■ **Material supplied**
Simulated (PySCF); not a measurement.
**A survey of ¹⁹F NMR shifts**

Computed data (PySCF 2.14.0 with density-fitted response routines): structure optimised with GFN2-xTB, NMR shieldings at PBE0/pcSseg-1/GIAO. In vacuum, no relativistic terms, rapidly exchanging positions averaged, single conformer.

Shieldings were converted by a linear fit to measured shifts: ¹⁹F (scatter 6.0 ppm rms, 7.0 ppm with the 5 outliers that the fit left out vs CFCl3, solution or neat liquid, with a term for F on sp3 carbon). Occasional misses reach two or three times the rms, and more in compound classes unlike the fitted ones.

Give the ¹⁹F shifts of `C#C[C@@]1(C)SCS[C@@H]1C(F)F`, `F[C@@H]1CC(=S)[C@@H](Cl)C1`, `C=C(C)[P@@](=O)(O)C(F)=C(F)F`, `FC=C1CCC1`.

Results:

■ **Work request**
Would you reproduce the material above in full, exactly as given?

■ **Reply**
Simulated (PySCF); not a measurement.
**A survey of ¹⁹F NMR shifts**

Computed data (PySCF 2.14.0 with density-fitted response routines): structure optimised with GFN2-xTB, NMR shieldings at PBE0/pcSseg-1/GIAO. In vacuum, no relativistic terms, rapidly exchanging positions averaged, single conformer.

Shieldings were converted by a linear fit to measured shifts: ¹⁹F (scatter 6.0 ppm rms, 7.0 ppm with the 5 outliers that the fit left out vs CFCl3, solution or neat liquid, with a term for F on sp3 carbon). Occasional misses reach two or three times the rms, and more in compound classes unlike the fitted ones.

Give the ¹⁹F shifts of `C#C[C@@]1(C)SCS[C@@H]1C(F)F`, `F[C@@H]1CC(=S)[C@@H](Cl)C1`, `C=C(C)[P@@](=O)(O)C(F)=C(F)F`, `FC=C1CCC1`.

Results:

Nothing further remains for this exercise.